→ **Action item**
Reproduce, exactly, the lines of the material below from the line containing "No spin–orbit coupling, which" through the line containing "Levels of theory: DFT, PBE, all-electron", with both end lines included and nothing else.

→ **Dataset records**
---------------
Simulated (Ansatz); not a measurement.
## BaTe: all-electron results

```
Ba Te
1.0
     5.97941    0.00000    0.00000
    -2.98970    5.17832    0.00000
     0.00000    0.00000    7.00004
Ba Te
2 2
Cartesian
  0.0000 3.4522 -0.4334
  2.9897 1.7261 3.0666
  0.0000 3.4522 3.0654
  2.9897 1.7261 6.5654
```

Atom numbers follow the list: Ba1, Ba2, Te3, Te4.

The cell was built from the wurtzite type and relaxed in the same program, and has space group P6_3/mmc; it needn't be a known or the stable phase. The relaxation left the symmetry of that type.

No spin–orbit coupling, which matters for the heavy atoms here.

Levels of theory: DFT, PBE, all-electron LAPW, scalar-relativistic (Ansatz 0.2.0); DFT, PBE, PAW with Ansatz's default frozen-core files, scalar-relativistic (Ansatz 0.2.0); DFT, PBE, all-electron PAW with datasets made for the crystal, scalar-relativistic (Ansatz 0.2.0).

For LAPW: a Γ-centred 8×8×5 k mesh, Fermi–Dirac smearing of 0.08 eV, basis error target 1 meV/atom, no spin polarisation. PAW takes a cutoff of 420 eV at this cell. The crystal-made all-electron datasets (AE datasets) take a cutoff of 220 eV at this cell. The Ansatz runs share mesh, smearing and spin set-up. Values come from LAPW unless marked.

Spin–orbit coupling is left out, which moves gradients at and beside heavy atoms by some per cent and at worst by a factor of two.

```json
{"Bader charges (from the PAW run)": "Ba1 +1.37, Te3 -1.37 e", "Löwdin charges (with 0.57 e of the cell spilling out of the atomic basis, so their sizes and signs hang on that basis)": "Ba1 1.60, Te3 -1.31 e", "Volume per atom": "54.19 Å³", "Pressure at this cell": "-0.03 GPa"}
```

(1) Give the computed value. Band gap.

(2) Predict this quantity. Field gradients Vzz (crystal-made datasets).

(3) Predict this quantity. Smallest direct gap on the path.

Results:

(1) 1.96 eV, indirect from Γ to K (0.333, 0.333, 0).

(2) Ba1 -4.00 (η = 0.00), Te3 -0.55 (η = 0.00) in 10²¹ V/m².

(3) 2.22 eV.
---------------

→ **Exercise solution**
No spin–orbit coupling, which matters for the heavy atoms here.

Levels of theory: DFT, PBE, all-electron LAPW, scalar-relativistic (Ansatz 0.2.0); DFT, PBE, PAW with Ansatz's default frozen-core files, scalar-relativistic (Ansatz 0.2.0); DFT, PBE, all-electron PAW with datasets made for the crystal, scalar-relativistic (Ansatz 0.2.0).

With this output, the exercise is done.